--- WORK ORDER ---
The listing that follows must be given again in full and exactly.

--- INPUT DATA ---
[Start of Attachment]

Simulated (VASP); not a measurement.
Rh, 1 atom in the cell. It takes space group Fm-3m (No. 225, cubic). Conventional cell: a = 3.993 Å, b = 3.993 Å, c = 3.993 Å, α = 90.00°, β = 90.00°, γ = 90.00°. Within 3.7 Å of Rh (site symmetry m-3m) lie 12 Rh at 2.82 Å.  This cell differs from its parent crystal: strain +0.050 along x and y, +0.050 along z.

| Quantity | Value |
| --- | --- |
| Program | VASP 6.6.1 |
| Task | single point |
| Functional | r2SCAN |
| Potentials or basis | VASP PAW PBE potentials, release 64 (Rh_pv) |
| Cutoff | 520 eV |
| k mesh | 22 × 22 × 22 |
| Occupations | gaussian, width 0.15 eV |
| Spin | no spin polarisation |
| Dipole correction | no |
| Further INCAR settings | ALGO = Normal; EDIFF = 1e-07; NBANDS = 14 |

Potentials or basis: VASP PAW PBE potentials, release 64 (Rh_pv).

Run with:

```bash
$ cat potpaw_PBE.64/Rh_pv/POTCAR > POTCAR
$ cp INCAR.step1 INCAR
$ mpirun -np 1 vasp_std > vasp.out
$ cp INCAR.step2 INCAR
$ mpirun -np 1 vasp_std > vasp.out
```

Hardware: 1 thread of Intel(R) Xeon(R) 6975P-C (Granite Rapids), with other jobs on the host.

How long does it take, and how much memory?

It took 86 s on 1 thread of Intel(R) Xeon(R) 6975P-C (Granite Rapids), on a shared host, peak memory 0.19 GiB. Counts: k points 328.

[End of Attachment]

--- YOUR RESPONSE ---
Simulated (VASP); not a measurement.
Rh, 1 atom in the cell. It takes space group Fm-3m (No. 225, cubic). Conventional cell: a = 3.993 Å, b = 3.993 Å, c = 3.993 Å, α = 90.00°, β = 90.00°, γ = 90.00°. Within 3.7 Å of Rh (site symmetry m-3m) lie 12 Rh at 2.82 Å.  This cell differs from its parent crystal: strain +0.050 along x and y, +0.050 along z.

| Quantity | Value |
| --- | --- |
| Program | VASP 6.6.1 |
| Task | single point |
| Functional | r2SCAN |
| Potentials or basis | VASP PAW PBE potentials, release 64 (Rh_pv) |
| Cutoff | 520 eV |
| k mesh | 22 × 22 × 22 |
| Occupations | gaussian, width 0.15 eV |
| Spin | no spin polarisation |
| Dipole correction | no |
| Further INCAR settings | ALGO = Normal; EDIFF = 1e-07; NBANDS = 14 |

Potentials or basis: VASP PAW PBE potentials, release 64 (Rh_pv).

Run with:

```bash
$ cat potpaw_PBE.64/Rh_pv/POTCAR > POTCAR
$ cp INCAR.step1 INCAR
$ mpirun -np 1 vasp_std > vasp.out
$ cp INCAR.step2 INCAR
$ mpirun -np 1 vasp_std > vasp.out
```

Hardware: 1 thread of Intel(R) Xeon(R) 6975P-C (Granite Rapids), with other jobs on the host.

How long does it take, and how much memory?

It took 86 s on 1 thread of Intel(R) Xeon(R) 6975P-C (Granite Rapids), on a shared host, peak memory 0.19 GiB. Counts: k points 328.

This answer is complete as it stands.